**WORK ORDER**:
Restate all the data exactly, so that each line is the same as before.

**DATA**:
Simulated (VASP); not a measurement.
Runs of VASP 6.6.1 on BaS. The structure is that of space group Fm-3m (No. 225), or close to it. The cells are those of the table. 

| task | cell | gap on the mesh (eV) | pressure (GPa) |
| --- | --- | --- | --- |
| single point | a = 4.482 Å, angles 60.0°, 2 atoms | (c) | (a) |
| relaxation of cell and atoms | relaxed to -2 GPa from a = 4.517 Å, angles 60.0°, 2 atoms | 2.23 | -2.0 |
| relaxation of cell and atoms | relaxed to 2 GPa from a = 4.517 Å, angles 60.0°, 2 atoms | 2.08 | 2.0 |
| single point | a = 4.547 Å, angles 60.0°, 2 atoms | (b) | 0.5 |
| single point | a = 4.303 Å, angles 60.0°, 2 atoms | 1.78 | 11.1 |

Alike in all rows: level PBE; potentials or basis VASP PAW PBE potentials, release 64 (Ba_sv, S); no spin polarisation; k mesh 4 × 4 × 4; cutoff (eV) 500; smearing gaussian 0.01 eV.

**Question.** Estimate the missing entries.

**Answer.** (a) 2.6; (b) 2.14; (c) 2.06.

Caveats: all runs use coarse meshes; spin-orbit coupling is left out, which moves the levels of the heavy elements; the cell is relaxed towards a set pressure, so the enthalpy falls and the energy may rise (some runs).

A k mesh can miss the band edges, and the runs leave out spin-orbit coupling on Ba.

**EXERCISE SOLUTION**:
Simulated (VASP); not a measurement.
Runs of VASP 6.6.1 on BaS. The structure is that of space group Fm-3m (No. 225), or close to it. The cells are those of the table. 

| task | cell | gap on the mesh (eV) | pressure (GPa) |
| --- | --- | --- | --- |
| single point | a = 4.482 Å, angles 60.0°, 2 atoms | (c) | (a) |
| relaxation of cell and atoms | relaxed to -2 GPa from a = 4.517 Å, angles 60.0°, 2 atoms | 2.23 | -2.0 |
| relaxation of cell and atoms | relaxed to 2 GPa from a = 4.517 Å, angles 60.0°, 2 atoms | 2.08 | 2.0 |
| single point | a = 4.547 Å, angles 60.0°, 2 atoms | (b) | 0.5 |
| single point | a = 4.303 Å, angles 60.0°, 2 atoms | 1.78 | 11.1 |

Alike in all rows: level PBE; potentials or basis VASP PAW PBE potentials, release 64 (Ba_sv, S); no spin polarisation; k mesh 4 × 4 × 4; cutoff (eV) 500; smearing gaussian 0.01 eV.

**Question.** Estimate the missing entries.

**Answer.** (a) 2.6; (b) 2.14; (c) 2.06.

Caveats: all runs use coarse meshes; spin-orbit coupling is left out, which moves the levels of the heavy elements; the cell is relaxed towards a set pressure, so the enthalpy falls and the energy may rise (some runs).

A k mesh can miss the band edges, and the runs leave out spin-orbit coupling on Ba.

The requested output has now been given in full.